→ **GIVEN DATA**:
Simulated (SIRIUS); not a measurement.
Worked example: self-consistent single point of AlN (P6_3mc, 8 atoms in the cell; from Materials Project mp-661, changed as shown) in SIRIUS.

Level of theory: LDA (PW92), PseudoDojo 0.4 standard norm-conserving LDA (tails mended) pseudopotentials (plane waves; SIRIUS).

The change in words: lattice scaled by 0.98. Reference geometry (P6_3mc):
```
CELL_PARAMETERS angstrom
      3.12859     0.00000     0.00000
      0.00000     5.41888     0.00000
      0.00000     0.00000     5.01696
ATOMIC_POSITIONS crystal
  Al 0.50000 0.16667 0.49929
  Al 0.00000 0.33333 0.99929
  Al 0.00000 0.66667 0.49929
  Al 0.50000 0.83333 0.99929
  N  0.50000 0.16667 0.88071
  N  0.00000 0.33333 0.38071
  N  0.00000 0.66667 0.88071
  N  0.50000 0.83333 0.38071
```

→ **WORK ORDER**: Please print the material above exactly as it appears, from its first line through the line containing "Worked example: self-consistent", inclusive, and stop there.

→ **ANSWER SECTION**:
Simulated (SIRIUS); not a measurement.
Worked example: self-consistent single point of AlN (P6_3mc, 8 atoms in the cell; from Materials Project mp-661, changed as shown) in SIRIUS.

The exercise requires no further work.